▸ STUDY MATERIAL
_ _ _ _ _
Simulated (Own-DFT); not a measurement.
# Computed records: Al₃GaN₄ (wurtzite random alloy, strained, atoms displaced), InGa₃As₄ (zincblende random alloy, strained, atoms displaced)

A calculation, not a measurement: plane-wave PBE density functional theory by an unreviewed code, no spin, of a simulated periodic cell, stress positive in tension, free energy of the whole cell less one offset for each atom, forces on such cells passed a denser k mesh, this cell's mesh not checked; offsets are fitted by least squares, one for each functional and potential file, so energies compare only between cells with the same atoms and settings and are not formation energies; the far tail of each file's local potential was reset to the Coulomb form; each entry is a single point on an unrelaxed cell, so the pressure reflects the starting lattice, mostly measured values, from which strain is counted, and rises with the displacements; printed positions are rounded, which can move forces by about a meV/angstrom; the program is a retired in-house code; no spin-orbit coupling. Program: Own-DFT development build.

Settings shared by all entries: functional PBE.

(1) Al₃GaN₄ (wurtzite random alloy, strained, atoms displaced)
_ _ _ _ _

▸ ACTIVITY
Starting with the first line of the data above, copy each line exactly until you reach the line with "# Computed records: Al₃GaN₄"; include that line as well.

▸ EXERCISE SOLUTION
Simulated (Own-DFT); not a measurement.
# Computed records: Al₃GaN₄ (wurtzite random alloy, strained, atoms displaced), InGa₃As₄ (zincblende random alloy, strained, atoms displaced)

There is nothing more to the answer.